Work item: Extract precisely the lines of the entries below, from the first line through the line containing "D. too few SCF iterations".

Extracted records:
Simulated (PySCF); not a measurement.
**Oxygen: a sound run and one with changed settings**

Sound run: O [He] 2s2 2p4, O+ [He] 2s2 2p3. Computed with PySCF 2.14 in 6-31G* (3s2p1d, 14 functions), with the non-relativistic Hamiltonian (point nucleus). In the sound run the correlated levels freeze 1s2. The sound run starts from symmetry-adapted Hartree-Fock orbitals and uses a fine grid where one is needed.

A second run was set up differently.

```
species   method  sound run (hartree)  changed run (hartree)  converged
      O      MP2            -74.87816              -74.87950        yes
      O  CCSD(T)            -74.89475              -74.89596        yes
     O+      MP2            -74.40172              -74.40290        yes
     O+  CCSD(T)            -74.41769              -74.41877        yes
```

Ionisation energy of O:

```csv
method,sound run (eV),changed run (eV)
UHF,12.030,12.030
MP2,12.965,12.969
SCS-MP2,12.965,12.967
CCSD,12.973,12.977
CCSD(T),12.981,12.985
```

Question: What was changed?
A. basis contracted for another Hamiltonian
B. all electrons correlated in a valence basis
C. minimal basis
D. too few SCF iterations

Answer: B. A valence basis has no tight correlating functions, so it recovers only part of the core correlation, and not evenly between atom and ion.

Result:
Simulated (PySCF); not a measurement.
**Oxygen: a sound run and one with changed settings**

Sound run: O [He] 2s2 2p4, O+ [He] 2s2 2p3. Computed with PySCF 2.14 in 6-31G* (3s2p1d, 14 functions), with the non-relativistic Hamiltonian (point nucleus). In the sound run the correlated levels freeze 1s2. The sound run starts from symmetry-adapted Hartree-Fock orbitals and uses a fine grid where one is needed.

A second run was set up differently.

```
species   method  sound run (hartree)  changed run (hartree)  converged
      O      MP2            -74.87816              -74.87950        yes
      O  CCSD(T)            -74.89475              -74.89596        yes
     O+      MP2            -74.40172              -74.40290        yes
     O+  CCSD(T)            -74.41769              -74.41877        yes
```

Ionisation energy of O:

```csv
method,sound run (eV),changed run (eV)
UHF,12.030,12.030
MP2,12.965,12.969
SCS-MP2,12.965,12.967
CCSD,12.973,12.977
CCSD(T),12.981,12.985
```

Question: What was changed?
A. basis contracted for another Hamiltonian
B. all electrons correlated in a valence basis
C. minimal basis
D. too few SCF iterations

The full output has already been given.